**Assignment**
Retype every entry below without altering anything.

◆ ◆ ◆ ◆
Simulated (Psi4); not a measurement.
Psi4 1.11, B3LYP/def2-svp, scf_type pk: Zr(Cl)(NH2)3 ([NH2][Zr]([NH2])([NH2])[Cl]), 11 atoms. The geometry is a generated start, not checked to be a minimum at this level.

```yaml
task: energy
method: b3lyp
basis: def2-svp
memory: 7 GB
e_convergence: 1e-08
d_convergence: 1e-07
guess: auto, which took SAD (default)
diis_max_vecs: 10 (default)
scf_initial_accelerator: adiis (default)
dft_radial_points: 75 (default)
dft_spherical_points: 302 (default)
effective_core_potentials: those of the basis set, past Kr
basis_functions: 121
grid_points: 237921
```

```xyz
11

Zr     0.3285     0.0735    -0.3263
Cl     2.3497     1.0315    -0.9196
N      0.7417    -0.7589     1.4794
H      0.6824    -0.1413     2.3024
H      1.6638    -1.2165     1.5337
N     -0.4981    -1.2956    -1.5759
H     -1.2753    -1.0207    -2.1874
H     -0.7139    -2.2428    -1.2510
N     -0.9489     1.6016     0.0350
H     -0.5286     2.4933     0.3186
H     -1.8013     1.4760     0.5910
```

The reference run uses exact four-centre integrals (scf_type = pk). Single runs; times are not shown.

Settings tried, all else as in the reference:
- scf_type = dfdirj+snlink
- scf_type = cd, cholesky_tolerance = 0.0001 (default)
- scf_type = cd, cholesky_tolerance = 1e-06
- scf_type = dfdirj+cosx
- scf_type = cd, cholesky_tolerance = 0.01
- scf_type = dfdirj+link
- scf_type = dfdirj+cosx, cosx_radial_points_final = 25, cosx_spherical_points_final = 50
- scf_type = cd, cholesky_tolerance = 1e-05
◆ ◆ ◆ ◆

**Written solution**
Simulated (Psi4); not a measurement.
Psi4 1.11, B3LYP/def2-svp, scf_type pk: Zr(Cl)(NH2)3 ([NH2][Zr]([NH2])([NH2])[Cl]), 11 atoms. The geometry is a generated start, not checked to be a minimum at this level.

```yaml
task: energy
method: b3lyp
basis: def2-svp
memory: 7 GB
e_convergence: 1e-08
d_convergence: 1e-07
guess: auto, which took SAD (default)
diis_max_vecs: 10 (default)
scf_initial_accelerator: adiis (default)
dft_radial_points: 75 (default)
dft_spherical_points: 302 (default)
effective_core_potentials: those of the basis set, past Kr
basis_functions: 121
grid_points: 237921
```

```xyz
11

Zr     0.3285     0.0735    -0.3263
Cl     2.3497     1.0315    -0.9196
N      0.7417    -0.7589     1.4794
H      0.6824    -0.1413     2.3024
H      1.6638    -1.2165     1.5337
N     -0.4981    -1.2956    -1.5759
H     -1.2753    -1.0207    -2.1874
H     -0.7139    -2.2428    -1.2510
N     -0.9489     1.6016     0.0350
H     -0.5286     2.4933     0.3186
H     -1.8013     1.4760     0.5910
```

The reference run uses exact four-centre integrals (scf_type = pk). Single runs; times are not shown.

Settings tried, all else as in the reference:
- scf_type = dfdirj+snlink
- scf_type = cd, cholesky_tolerance = 0.0001 (default)
- scf_type = cd, cholesky_tolerance = 1e-06
- scf_type = dfdirj+cosx
- scf_type = cd, cholesky_tolerance = 0.01
- scf_type = dfdirj+link
- scf_type = dfdirj+cosx, cosx_radial_points_final = 25, cosx_spherical_points_final = 50
- scf_type = cd, cholesky_tolerance = 1e-05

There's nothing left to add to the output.